━━━━━ DATASET ━━━━━

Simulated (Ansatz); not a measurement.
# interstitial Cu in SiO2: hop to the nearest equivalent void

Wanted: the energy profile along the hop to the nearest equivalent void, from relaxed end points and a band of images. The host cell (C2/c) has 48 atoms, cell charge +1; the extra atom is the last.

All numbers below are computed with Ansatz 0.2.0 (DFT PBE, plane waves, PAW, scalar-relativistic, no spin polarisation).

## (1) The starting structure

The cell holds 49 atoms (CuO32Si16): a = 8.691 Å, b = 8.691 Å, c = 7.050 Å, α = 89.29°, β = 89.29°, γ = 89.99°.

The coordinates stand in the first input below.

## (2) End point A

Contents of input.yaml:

━━━━━

*WORK TASK:*
Transcribe exactly, and only, the lines from the opening line of the records through the line containing "## (2) End point A".

*REPLY:*
Simulated (Ansatz); not a measurement.
# interstitial Cu in SiO2: hop to the nearest equivalent void

Wanted: the energy profile along the hop to the nearest equivalent void, from relaxed end points and a band of images. The host cell (C2/c) has 48 atoms, cell charge +1; the extra atom is the last.

All numbers below are computed with Ansatz 0.2.0 (DFT PBE, plane waves, PAW, scalar-relativistic, no spin polarisation).

## (1) The starting structure

The cell holds 49 atoms (CuO32Si16): a = 8.691 Å, b = 8.691 Å, c = 7.050 Å, α = 89.29°, β = 89.29°, γ = 89.99°.

The coordinates stand in the first input below.

## (2) End point A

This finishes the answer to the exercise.